══════

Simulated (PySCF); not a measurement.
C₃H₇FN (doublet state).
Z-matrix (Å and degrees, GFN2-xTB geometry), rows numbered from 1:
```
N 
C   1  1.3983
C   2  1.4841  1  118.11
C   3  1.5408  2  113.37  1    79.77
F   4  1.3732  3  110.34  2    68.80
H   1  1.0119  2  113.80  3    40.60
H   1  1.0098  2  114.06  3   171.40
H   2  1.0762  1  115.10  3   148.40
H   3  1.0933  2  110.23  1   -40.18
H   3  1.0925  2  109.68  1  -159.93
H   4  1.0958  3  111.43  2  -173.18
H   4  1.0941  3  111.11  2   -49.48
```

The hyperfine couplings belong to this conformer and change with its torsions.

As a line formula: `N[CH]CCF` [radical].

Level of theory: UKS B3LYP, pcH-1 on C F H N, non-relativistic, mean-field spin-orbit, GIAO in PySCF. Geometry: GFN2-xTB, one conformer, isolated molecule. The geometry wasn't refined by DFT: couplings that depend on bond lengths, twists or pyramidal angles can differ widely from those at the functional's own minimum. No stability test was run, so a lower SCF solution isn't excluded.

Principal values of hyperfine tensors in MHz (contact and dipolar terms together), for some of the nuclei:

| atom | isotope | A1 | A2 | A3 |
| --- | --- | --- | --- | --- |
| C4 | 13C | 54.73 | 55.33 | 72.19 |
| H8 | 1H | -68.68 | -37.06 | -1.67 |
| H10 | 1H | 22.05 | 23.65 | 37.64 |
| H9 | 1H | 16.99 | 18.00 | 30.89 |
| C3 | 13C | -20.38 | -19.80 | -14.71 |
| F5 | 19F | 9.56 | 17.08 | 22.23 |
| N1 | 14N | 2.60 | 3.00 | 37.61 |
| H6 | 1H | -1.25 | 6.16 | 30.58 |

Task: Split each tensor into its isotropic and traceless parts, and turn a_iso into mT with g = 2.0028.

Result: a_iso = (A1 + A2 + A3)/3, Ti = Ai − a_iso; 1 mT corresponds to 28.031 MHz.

══════

Requirement: Return word for word the lines above from the line with "3.00 | 37.61 |" to the line with "Task: Split each", including both and leaving out all others.

Answer section:
| N1 | 14N | 2.60 | 3.00 | 37.61 |
| H6 | 1H | -1.25 | 6.16 | 30.58 |

Task: Split each tensor into its isotropic and traceless parts, and turn a_iso into mT with g = 2.0028.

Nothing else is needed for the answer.